Requirement: Set out exactly every line of the entries below, starting at the line that holds "Ansatz relaxed the" and stopping after the line that holds "0.002 | -0.0058 |".

Entries provided:
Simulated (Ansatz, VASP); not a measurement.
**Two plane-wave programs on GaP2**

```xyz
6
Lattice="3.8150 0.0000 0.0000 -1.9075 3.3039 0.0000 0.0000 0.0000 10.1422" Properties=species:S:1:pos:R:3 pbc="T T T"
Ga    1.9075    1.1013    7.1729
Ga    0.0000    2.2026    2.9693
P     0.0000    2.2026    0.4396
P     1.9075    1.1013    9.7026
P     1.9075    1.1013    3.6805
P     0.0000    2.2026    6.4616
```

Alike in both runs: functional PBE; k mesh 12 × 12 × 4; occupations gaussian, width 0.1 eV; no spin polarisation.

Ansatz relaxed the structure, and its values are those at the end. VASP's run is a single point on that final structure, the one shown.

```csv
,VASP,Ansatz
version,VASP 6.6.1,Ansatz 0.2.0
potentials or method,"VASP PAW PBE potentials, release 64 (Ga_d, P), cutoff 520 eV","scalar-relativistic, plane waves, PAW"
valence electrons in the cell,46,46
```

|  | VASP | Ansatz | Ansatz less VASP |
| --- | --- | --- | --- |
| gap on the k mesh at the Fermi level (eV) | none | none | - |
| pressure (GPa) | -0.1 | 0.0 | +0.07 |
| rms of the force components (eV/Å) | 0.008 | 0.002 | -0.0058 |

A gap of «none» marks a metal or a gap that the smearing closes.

Task answer:
Ansatz relaxed the structure, and its values are those at the end. VASP's run is a single point on that final structure, the one shown.

```csv
,VASP,Ansatz
version,VASP 6.6.1,Ansatz 0.2.0
potentials or method,"VASP PAW PBE potentials, release 64 (Ga_d, P), cutoff 520 eV","scalar-relativistic, plane waves, PAW"
valence electrons in the cell,46,46
```

|  | VASP | Ansatz | Ansatz less VASP |
| --- | --- | --- | --- |
| gap on the k mesh at the Fermi level (eV) | none | none | - |
| pressure (GPa) | -0.1 | 0.0 | +0.07 |
| rms of the force components (eV/Å) | 0.008 | 0.002 | -0.0058 |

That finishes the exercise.